= Beginning of Section =
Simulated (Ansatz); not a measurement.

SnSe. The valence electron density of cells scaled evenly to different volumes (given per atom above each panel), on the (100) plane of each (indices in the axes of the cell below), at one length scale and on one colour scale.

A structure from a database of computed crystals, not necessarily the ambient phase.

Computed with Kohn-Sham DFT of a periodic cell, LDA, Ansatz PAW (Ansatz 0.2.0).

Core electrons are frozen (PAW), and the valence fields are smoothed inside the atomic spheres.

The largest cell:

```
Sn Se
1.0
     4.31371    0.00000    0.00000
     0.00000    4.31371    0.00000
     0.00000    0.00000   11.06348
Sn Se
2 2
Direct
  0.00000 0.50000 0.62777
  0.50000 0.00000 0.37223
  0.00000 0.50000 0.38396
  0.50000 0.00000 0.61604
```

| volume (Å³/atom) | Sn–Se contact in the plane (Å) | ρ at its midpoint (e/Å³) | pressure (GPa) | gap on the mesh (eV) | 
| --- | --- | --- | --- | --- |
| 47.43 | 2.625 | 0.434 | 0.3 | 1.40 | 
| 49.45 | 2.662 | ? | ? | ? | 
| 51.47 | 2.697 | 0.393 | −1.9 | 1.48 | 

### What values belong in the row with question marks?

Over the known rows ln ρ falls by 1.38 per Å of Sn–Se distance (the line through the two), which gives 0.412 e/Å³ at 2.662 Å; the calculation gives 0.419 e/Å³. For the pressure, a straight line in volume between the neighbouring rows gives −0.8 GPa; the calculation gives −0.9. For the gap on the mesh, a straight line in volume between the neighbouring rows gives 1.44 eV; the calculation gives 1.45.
= End of Section =

WORK REQUEST → Transcribe the records above exactly, from the opening line down to and including the line with "Computed with Kohn-Sham".

TASK RESULT →
Simulated (Ansatz); not a measurement.

SnSe. The valence electron density of cells scaled evenly to different volumes (given per atom above each panel), on the (100) plane of each (indices in the axes of the cell below), at one length scale and on one colour scale.

A structure from a database of computed crystals, not necessarily the ambient phase.

Computed with Kohn-Sham DFT of a periodic cell, LDA, Ansatz PAW (Ansatz 0.2.0).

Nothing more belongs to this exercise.